DATA FOR ANALYSIS:
════

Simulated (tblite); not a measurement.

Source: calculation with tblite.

════

Output the data above exactly, please, line for line.

SOLUTION:
Simulated (tblite); not a measurement.

Source: calculation with tblite.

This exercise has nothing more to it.